Write out again each line of the material below, unchanged, from the first one to the line that holds "Input of a CP2K".

· · · ·

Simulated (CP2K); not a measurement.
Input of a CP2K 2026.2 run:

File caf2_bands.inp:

· · · ·

◆ **Your solution**:
Simulated (CP2K); not a measurement.
Input of a CP2K 2026.2 run:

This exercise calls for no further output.